## ASSIGNED TASK:
Lines from the first one down to the one containing "Geometry optimisation, DFT" in the data below are the only ones needed; please return them exactly, both ends included.

## RECORDS SHOWN:
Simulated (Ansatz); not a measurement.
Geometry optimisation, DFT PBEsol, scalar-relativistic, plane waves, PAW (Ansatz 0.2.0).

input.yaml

## REPLY:
Simulated (Ansatz); not a measurement.
Geometry optimisation, DFT PBEsol, scalar-relativistic, plane waves, PAW (Ansatz 0.2.0).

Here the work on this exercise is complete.